▬▬▬▬▬▬

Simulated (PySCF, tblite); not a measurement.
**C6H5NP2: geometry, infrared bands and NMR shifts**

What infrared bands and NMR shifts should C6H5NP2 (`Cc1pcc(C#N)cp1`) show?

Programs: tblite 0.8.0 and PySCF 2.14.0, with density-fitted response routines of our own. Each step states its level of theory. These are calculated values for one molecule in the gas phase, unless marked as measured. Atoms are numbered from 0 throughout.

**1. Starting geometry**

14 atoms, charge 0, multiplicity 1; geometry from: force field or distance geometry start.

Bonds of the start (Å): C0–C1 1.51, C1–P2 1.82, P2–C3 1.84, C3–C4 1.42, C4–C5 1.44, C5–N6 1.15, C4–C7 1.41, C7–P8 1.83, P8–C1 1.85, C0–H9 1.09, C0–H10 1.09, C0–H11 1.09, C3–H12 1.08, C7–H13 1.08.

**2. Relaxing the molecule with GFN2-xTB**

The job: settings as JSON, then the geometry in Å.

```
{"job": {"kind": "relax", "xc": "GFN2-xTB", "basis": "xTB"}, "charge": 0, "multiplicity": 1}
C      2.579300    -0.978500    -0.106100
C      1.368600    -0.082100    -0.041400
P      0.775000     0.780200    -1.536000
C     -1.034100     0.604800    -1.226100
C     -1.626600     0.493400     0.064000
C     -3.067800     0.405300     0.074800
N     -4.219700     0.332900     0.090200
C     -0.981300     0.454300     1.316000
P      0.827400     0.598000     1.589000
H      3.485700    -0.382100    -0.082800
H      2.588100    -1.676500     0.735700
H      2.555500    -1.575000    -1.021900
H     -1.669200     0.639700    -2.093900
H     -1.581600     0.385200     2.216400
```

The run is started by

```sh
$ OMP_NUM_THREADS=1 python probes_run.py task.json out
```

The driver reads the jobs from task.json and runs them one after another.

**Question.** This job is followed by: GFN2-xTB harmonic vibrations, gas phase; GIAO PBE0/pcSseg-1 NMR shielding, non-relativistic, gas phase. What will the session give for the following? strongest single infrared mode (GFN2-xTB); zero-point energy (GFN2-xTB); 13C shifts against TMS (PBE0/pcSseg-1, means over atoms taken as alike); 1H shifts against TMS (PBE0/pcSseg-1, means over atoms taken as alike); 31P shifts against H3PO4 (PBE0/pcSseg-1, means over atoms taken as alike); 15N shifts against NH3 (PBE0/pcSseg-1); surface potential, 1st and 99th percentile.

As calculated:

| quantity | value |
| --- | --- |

▬▬▬▬▬▬

ACTIVITY. Nothing but the lines from the top of the entries above through the line with "What infrared bands" should be set down, each exactly as written.

TASK RESULT.
Simulated (PySCF, tblite); not a measurement.
**C6H5NP2: geometry, infrared bands and NMR shifts**

What infrared bands and NMR shifts should C6H5NP2 (`Cc1pcc(C#N)cp1`) show?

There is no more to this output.